→ SOURCE DATA:
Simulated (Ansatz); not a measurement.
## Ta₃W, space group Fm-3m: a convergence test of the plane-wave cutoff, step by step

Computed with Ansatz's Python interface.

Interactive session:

→ WORK ITEM: Exactly those lines that run from the start of the listing to the line containing "Computed with Ansatz's Python interface." should be output, and no others.

→ TASK SOLUTION:
Simulated (Ansatz); not a measurement.
## Ta₃W, space group Fm-3m: a convergence test of the plane-wave cutoff, step by step

Computed with Ansatz's Python interface.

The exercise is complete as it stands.